◆ BRIEF: Find the line with "Dipole moment and" in the entries below, then reproduce it and every line after it down to and including the line with "SMILES with atom", exactly.

·····

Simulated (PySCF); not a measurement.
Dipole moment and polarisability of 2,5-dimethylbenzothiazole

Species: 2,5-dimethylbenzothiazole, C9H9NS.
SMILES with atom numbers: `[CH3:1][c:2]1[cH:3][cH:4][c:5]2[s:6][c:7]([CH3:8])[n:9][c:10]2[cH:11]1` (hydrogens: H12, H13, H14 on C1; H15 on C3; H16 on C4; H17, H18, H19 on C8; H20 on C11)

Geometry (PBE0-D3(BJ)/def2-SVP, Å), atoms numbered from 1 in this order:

·····

◆ EXPECTED ANSWER:
Dipole moment and polarisability of 2,5-dimethylbenzothiazole

Species: 2,5-dimethylbenzothiazole, C9H9NS.
SMILES with atom numbers: `[CH3:1][c:2]1[cH:3][cH:4][c:5]2[s:6][c:7]([CH3:8])[n:9][c:10]2[cH:11]1` (hydrogens: H12, H13, H14 on C1; H15 on C3; H16 on C4; H17, H18, H19 on C8; H20 on C11)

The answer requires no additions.